--- ENTRIES SUPPLIED ---
┌──
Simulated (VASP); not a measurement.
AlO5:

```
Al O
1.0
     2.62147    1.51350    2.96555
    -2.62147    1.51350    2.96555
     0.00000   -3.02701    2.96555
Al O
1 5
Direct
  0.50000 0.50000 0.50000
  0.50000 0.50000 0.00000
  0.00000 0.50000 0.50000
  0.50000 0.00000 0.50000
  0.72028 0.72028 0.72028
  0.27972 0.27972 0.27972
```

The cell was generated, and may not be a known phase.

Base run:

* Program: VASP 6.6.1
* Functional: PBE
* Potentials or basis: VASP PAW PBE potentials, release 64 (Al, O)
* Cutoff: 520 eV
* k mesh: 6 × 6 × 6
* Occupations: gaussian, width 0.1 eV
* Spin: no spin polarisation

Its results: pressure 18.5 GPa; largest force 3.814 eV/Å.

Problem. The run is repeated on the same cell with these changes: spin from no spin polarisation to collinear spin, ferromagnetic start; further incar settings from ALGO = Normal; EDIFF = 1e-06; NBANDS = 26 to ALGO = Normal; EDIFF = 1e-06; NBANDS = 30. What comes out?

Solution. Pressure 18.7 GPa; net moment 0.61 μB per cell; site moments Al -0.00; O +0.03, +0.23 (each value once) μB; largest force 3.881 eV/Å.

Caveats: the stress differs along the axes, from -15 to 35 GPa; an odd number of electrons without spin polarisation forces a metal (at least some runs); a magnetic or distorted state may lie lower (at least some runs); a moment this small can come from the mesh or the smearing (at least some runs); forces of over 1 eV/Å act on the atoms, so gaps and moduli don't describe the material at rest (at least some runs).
└──

Repeat exactly the lines of the listing above, from the one with "Spin: no spin polarisation" down to the one with "Solution. Pressure 18.7"; both of those lines belong in the range.

* Spin: no spin polarisation

Its results: pressure 18.5 GPa; largest force 3.814 eV/Å.

Problem. The run is repeated on the same cell with these changes: spin from no spin polarisation to collinear spin, ferromagnetic start; further incar settings from ALGO = Normal; EDIFF = 1e-06; NBANDS = 26 to ALGO = Normal; EDIFF = 1e-06; NBANDS = 30. What comes out?

Solution. Pressure 18.7 GPa; net moment 0.61 μB per cell; site moments Al -0.00; O +0.03, +0.23 (each value once) μB; largest force 3.881 eV/Å.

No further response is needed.